* Work order: All lines from the first one in the listing below to the one holding "Charge -1, spin multiplicity 2.", inclusive, are to be copied exactly.

* Raw data:
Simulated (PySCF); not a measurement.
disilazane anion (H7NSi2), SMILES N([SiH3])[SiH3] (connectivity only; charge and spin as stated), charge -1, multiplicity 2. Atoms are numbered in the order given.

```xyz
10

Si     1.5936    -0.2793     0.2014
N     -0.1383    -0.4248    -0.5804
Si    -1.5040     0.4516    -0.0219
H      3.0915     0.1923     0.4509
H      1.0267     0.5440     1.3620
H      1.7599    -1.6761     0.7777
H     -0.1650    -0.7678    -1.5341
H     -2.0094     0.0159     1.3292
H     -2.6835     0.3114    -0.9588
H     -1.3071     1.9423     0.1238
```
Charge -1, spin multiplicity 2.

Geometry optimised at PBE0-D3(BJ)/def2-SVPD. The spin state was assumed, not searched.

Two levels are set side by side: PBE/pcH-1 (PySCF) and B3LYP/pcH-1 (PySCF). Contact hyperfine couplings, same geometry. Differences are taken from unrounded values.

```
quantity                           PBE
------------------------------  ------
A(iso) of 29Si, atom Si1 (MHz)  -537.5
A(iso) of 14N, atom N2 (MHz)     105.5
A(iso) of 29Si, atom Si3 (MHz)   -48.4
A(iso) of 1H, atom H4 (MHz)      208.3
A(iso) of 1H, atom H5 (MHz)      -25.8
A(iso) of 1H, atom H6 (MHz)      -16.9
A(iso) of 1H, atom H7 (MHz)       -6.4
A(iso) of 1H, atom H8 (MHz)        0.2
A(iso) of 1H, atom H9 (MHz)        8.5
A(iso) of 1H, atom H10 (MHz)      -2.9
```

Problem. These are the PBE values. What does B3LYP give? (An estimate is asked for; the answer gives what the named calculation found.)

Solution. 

* Task answer:
Simulated (PySCF); not a measurement.
disilazane anion (H7NSi2), SMILES N([SiH3])[SiH3] (connectivity only; charge and spin as stated), charge -1, multiplicity 2. Atoms are numbered in the order given.

```xyz
10

Si     1.5936    -0.2793     0.2014
N     -0.1383    -0.4248    -0.5804
Si    -1.5040     0.4516    -0.0219
H      3.0915     0.1923     0.4509
H      1.0267     0.5440     1.3620
H      1.7599    -1.6761     0.7777
H     -0.1650    -0.7678    -1.5341
H     -2.0094     0.0159     1.3292
H     -2.6835     0.3114    -0.9588
H     -1.3071     1.9423     0.1238
```
Charge -1, spin multiplicity 2.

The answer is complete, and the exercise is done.